***

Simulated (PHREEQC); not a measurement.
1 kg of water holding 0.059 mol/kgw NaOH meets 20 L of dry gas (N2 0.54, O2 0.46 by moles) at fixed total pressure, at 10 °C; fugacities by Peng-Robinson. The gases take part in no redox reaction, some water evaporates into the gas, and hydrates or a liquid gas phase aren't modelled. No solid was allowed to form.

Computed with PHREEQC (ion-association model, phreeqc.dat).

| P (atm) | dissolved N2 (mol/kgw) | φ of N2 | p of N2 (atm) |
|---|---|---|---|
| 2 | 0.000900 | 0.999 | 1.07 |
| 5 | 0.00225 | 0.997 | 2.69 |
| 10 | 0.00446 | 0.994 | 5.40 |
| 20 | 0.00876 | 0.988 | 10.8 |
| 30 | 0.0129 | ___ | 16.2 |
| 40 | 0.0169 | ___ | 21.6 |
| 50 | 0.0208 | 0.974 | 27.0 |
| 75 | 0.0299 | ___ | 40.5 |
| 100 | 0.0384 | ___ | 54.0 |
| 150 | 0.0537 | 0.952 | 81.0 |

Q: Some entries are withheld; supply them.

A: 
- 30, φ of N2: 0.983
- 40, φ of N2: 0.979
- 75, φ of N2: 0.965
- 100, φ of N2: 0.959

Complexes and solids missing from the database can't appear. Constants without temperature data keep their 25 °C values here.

***

_Exercise:_ I'd like an exact copy of the lines above, from the very first one through the line that contains "0.988 | 10.8 |", with nothing else added.

_Answer box:_
Simulated (PHREEQC); not a measurement.
1 kg of water holding 0.059 mol/kgw NaOH meets 20 L of dry gas (N2 0.54, O2 0.46 by moles) at fixed total pressure, at 10 °C; fugacities by Peng-Robinson. The gases take part in no redox reaction, some water evaporates into the gas, and hydrates or a liquid gas phase aren't modelled. No solid was allowed to form.

Computed with PHREEQC (ion-association model, phreeqc.dat).

| P (atm) | dissolved N2 (mol/kgw) | φ of N2 | p of N2 (atm) |
|---|---|---|---|
| 2 | 0.000900 | 0.999 | 1.07 |
| 5 | 0.00225 | 0.997 | 2.69 |
| 10 | 0.00446 | 0.994 | 5.40 |
| 20 | 0.00876 | 0.988 | 10.8 |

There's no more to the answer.